● **Activity**:
Keeping every character as it is, transcribe the entries below.

● **Data provided**:
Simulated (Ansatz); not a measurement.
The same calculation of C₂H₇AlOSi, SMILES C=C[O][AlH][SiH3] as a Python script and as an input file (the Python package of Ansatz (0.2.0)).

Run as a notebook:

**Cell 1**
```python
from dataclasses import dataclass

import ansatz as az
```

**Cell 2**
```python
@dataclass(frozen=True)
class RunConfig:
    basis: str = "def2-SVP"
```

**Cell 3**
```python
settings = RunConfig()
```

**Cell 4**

● **Your solution**:
Simulated (Ansatz); not a measurement.
The same calculation of C₂H₇AlOSi, SMILES C=C[O][AlH][SiH3] as a Python script and as an input file (the Python package of Ansatz (0.2.0)).

Run as a notebook:

**Cell 1**
```python
from dataclasses import dataclass

import ansatz as az
```

**Cell 2**
```python
@dataclass(frozen=True)
class RunConfig:
    basis: str = "def2-SVP"
```

**Cell 3**
```python
settings = RunConfig()
```

**Cell 4**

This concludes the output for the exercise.